TASK ITEM: What follows is a set of records. Repeat every one of them exactly.

PROVIDED MATERIAL:
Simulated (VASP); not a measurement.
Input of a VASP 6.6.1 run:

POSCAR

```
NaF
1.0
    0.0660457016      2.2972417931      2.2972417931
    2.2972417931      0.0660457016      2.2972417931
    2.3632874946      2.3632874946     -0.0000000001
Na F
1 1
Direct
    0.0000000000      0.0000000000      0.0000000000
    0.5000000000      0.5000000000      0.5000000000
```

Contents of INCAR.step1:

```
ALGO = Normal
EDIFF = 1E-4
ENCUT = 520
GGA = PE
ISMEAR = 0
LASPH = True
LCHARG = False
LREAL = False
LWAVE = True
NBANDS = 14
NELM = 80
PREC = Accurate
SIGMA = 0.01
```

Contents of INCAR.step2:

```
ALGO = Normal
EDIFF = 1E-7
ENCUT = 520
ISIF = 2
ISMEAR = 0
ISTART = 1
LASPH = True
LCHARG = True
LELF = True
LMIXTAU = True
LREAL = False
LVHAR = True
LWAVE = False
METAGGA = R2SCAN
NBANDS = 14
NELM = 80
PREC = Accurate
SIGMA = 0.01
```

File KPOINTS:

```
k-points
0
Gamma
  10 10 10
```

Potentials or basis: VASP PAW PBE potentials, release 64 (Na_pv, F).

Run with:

RESPONSE AREA:
Simulated (VASP); not a measurement.
Input of a VASP 6.6.1 run:

POSCAR

```
NaF
1.0
    0.0660457016      2.2972417931      2.2972417931
    2.2972417931      0.0660457016      2.2972417931
    2.3632874946      2.3632874946     -0.0000000001
Na F
1 1
Direct
    0.0000000000      0.0000000000      0.0000000000
    0.5000000000      0.5000000000      0.5000000000
```

Contents of INCAR.step1:

```
ALGO = Normal
EDIFF = 1E-4
ENCUT = 520
GGA = PE
ISMEAR = 0
LASPH = True
LCHARG = False
LREAL = False
LWAVE = True
NBANDS = 14
NELM = 80
PREC = Accurate
SIGMA = 0.01
```

Contents of INCAR.step2:

```
ALGO = Normal
EDIFF = 1E-7
ENCUT = 520
ISIF = 2
ISMEAR = 0
ISTART = 1
LASPH = True
LCHARG = True
LELF = True
LMIXTAU = True
LREAL = False
LVHAR = True
LWAVE = False
METAGGA = R2SCAN
NBANDS = 14
NELM = 80
PREC = Accurate
SIGMA = 0.01
```

File KPOINTS:

```
k-points
0
Gamma
  10 10 10
```

Potentials or basis: VASP PAW PBE potentials, release 64 (Na_pv, F).

Run with:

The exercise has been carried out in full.